..........

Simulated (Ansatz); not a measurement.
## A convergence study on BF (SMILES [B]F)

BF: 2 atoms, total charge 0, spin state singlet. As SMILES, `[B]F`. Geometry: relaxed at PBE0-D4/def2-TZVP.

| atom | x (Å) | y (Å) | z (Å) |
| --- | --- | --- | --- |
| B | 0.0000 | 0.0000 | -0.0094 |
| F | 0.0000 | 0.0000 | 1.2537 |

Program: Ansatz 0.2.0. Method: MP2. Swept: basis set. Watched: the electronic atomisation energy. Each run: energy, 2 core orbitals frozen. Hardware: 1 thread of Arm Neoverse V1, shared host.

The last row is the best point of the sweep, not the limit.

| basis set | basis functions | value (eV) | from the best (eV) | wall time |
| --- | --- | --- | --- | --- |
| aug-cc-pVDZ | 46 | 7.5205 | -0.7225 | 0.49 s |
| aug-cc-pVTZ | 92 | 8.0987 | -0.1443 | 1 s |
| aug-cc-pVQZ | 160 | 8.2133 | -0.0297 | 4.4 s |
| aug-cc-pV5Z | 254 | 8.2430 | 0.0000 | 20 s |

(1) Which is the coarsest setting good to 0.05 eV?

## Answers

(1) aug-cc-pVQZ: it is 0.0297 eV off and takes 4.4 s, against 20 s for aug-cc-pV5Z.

..........

- _WORK REQUEST_: All lines from the beginning of the entries through the line marked "Program: Ansatz 0.2.0." are to be output exactly; nothing else belongs in the answer.

- _EXERCISE RESULT_:
Simulated (Ansatz); not a measurement.
## A convergence study on BF (SMILES [B]F)

BF: 2 atoms, total charge 0, spin state singlet. As SMILES, `[B]F`. Geometry: relaxed at PBE0-D4/def2-TZVP.

| atom | x (Å) | y (Å) | z (Å) |
| --- | --- | --- | --- |
| B | 0.0000 | 0.0000 | -0.0094 |
| F | 0.0000 | 0.0000 | 1.2537 |

Program: Ansatz 0.2.0. Method: MP2. Swept: basis set. Watched: the electronic atomisation energy. Each run: energy, 2 core orbitals frozen. Hardware: 1 thread of Arm Neoverse V1, shared host.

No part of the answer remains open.